(SUPPLIED RECORDS begins)

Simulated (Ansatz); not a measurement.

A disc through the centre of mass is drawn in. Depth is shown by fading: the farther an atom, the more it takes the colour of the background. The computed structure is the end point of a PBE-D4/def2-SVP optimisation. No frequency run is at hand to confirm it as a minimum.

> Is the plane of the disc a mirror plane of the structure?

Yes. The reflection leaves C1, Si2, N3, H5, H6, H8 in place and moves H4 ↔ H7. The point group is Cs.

(SUPPLIED RECORDS ends)

> **BRIEF**
Print exactly, and only, the lines beginning at the top of the listing and ending at the line with "of the structure?".

> **RESPONSE BOX**
Simulated (Ansatz); not a measurement.

A disc through the centre of mass is drawn in. Depth is shown by fading: the farther an atom, the more it takes the colour of the background. The computed structure is the end point of a PBE-D4/def2-SVP optimisation. No frequency run is at hand to confirm it as a minimum.

> Is the plane of the disc a mirror plane of the structure?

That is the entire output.